#### WORK ITEM
Your answer should be an exact copy of every record.

──────── INFORMATION PROVIDED ────────

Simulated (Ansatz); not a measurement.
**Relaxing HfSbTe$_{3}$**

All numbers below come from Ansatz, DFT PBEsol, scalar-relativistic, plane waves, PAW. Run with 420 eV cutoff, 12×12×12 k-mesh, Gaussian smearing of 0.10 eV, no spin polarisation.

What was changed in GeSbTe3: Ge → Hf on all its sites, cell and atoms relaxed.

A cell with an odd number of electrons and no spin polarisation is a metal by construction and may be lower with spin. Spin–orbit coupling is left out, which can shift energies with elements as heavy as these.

────────

#### WRITTEN RESPONSE
Simulated (Ansatz); not a measurement.
**Relaxing HfSbTe$_{3}$**

All numbers below come from Ansatz, DFT PBEsol, scalar-relativistic, plane waves, PAW. Run with 420 eV cutoff, 12×12×12 k-mesh, Gaussian smearing of 0.10 eV, no spin polarisation.

What was changed in GeSbTe3: Ge → Hf on all its sites, cell and atoms relaxed.

A cell with an odd number of electrons and no spin polarisation is a metal by construction and may be lower with spin. Spin–orbit coupling is left out, which can shift energies with elements as heavy as these.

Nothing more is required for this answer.